* Work request
Copy the listing below line for line, starting at its first line and ending with the line that has "Computed by relativistic" in it. Add nothing.

────────────────

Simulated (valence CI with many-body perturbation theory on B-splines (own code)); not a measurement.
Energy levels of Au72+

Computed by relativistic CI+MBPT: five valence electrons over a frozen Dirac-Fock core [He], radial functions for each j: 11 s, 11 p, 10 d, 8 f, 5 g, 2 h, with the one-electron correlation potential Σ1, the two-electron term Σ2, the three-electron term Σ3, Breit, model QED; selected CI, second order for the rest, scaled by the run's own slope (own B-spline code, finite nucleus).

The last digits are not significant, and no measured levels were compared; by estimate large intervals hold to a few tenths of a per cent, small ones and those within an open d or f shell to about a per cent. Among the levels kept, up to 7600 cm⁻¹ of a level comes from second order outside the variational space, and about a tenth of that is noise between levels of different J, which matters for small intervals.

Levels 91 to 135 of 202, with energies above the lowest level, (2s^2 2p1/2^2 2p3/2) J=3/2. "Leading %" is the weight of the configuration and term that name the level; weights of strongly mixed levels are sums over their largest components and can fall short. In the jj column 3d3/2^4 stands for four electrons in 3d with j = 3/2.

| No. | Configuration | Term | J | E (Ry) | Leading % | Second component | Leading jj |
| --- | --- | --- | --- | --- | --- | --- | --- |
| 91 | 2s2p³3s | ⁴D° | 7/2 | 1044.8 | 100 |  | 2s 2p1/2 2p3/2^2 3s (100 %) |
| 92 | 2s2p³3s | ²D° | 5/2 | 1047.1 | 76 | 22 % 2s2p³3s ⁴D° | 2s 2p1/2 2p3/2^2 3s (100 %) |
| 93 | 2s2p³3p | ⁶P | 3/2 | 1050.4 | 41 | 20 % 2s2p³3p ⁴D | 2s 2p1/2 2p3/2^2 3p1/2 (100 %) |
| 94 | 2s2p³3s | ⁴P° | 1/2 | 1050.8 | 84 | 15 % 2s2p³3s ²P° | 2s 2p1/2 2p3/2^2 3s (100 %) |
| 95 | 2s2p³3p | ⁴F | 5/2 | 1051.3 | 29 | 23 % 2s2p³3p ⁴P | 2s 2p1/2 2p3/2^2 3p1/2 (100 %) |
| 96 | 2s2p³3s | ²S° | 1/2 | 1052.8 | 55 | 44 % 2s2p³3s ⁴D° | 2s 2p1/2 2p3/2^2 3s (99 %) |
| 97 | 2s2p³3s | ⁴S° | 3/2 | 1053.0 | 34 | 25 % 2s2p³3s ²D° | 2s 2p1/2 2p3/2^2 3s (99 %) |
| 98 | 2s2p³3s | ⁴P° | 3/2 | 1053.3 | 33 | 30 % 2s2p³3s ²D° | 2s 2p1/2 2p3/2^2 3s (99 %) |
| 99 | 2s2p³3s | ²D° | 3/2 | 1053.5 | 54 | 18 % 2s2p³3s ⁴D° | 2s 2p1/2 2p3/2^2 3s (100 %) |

────────────────

* Exercise output
Simulated (valence CI with many-body perturbation theory on B-splines (own code)); not a measurement.
Energy levels of Au72+

Computed by relativistic CI+MBPT: five valence electrons over a frozen Dirac-Fock core [He], radial functions for each j: 11 s, 11 p, 10 d, 8 f, 5 g, 2 h, with the one-electron correlation potential Σ1, the two-electron term Σ2, the three-electron term Σ3, Breit, model QED; selected CI, second order for the rest, scaled by the run's own slope (own B-spline code, finite nucleus).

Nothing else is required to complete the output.